▶ [Requirement] Copy exactly the lines of the material below, starting with the first and including the line that holds "This is CsCu₂".

▶ [Records provided]
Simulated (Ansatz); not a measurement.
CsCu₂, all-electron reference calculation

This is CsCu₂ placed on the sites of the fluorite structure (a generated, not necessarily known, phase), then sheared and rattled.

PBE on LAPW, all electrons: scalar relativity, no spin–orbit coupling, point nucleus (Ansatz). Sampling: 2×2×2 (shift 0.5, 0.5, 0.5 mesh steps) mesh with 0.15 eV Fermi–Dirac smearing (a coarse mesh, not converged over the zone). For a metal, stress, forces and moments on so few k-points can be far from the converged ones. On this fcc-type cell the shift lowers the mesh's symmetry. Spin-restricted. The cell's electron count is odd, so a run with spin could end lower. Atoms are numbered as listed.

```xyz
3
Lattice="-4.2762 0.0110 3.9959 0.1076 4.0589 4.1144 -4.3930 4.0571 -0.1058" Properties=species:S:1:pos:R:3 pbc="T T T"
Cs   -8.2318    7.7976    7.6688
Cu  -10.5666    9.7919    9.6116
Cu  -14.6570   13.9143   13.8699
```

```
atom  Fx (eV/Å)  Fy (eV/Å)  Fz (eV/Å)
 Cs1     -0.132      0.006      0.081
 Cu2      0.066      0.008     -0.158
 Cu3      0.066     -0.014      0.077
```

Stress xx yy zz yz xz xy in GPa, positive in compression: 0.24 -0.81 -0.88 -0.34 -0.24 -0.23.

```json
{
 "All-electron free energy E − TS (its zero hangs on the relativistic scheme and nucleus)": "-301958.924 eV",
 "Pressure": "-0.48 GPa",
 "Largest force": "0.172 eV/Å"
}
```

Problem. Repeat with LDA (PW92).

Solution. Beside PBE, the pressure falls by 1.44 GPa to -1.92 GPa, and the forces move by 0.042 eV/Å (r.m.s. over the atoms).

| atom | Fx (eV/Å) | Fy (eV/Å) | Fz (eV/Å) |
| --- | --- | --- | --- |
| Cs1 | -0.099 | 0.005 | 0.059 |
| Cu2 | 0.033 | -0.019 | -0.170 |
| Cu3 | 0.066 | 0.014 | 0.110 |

▶ [Task response]
Simulated (Ansatz); not a measurement.
CsCu₂, all-electron reference calculation

This is CsCu₂ placed on the sites of the fluorite structure (a generated, not necessarily known, phase), then sheared and rattled.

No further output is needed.